Recorded information ->
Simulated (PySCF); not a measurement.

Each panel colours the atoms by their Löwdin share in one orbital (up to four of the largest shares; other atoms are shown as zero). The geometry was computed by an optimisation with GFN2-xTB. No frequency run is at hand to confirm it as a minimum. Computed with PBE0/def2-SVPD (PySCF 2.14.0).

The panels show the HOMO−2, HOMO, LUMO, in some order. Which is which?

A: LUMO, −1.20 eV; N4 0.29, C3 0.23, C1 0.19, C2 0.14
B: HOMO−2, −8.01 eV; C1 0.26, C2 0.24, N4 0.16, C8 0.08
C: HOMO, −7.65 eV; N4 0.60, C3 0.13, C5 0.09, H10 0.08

Assigned task ->
Each record above is to be returned verbatim.

Task result ->
Simulated (PySCF); not a measurement.

Each panel colours the atoms by their Löwdin share in one orbital (up to four of the largest shares; other atoms are shown as zero). The geometry was computed by an optimisation with GFN2-xTB. No frequency run is at hand to confirm it as a minimum. Computed with PBE0/def2-SVPD (PySCF 2.14.0).

The panels show the HOMO−2, HOMO, LUMO, in some order. Which is which?

A: LUMO, −1.20 eV; N4 0.29, C3 0.23, C1 0.19, C2 0.14
B: HOMO−2, −8.01 eV; C1 0.26, C2 0.24, N4 0.16, C8 0.08
C: HOMO, −7.65 eV; N4 0.60, C3 0.13, C5 0.09, H10 0.08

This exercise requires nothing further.